- Action item: An exact reprint of the data below is required, line for line.

- Available data:
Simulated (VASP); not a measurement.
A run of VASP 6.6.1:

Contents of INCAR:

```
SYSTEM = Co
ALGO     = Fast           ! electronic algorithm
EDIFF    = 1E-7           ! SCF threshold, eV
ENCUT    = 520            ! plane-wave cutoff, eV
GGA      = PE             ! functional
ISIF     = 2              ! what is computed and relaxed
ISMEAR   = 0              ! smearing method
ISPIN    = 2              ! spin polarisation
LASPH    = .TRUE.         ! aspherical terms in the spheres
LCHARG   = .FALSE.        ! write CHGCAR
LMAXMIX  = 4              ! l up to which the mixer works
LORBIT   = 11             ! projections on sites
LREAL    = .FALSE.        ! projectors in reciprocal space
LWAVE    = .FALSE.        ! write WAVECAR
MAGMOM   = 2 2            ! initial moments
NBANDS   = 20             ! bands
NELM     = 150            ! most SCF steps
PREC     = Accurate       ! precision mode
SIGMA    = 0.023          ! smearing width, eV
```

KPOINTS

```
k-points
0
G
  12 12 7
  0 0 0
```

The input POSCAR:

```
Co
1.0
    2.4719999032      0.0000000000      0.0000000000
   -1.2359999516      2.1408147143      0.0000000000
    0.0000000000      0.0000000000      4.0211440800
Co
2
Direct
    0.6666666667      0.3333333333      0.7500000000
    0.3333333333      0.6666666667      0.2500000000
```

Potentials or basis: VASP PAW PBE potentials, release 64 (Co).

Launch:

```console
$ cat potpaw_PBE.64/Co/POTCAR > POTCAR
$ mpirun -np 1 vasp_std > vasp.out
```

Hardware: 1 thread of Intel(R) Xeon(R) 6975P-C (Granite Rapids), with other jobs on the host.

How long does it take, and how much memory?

- Written answer:
Simulated (VASP); not a measurement.
A run of VASP 6.6.1:

Contents of INCAR:

```
SYSTEM = Co
ALGO     = Fast           ! electronic algorithm
EDIFF    = 1E-7           ! SCF threshold, eV
ENCUT    = 520            ! plane-wave cutoff, eV
GGA      = PE             ! functional
ISIF     = 2              ! what is computed and relaxed
ISMEAR   = 0              ! smearing method
ISPIN    = 2              ! spin polarisation
LASPH    = .TRUE.         ! aspherical terms in the spheres
LCHARG   = .FALSE.        ! write CHGCAR
LMAXMIX  = 4              ! l up to which the mixer works
LORBIT   = 11             ! projections on sites
LREAL    = .FALSE.        ! projectors in reciprocal space
LWAVE    = .FALSE.        ! write WAVECAR
MAGMOM   = 2 2            ! initial moments
NBANDS   = 20             ! bands
NELM     = 150            ! most SCF steps
PREC     = Accurate       ! precision mode
SIGMA    = 0.023          ! smearing width, eV
```

KPOINTS

```
k-points
0
G
  12 12 7
  0 0 0
```

The input POSCAR:

```
Co
1.0
    2.4719999032      0.0000000000      0.0000000000
   -1.2359999516      2.1408147143      0.0000000000
    0.0000000000      0.0000000000      4.0211440800
Co
2
Direct
    0.6666666667      0.3333333333      0.7500000000
    0.3333333333      0.6666666667      0.2500000000
```

Potentials or basis: VASP PAW PBE potentials, release 64 (Co).

Launch:

```console
$ cat potpaw_PBE.64/Co/POTCAR > POTCAR
$ mpirun -np 1 vasp_std > vasp.out
```

Hardware: 1 thread of Intel(R) Xeon(R) 6975P-C (Granite Rapids), with other jobs on the host.

How long does it take, and how much memory?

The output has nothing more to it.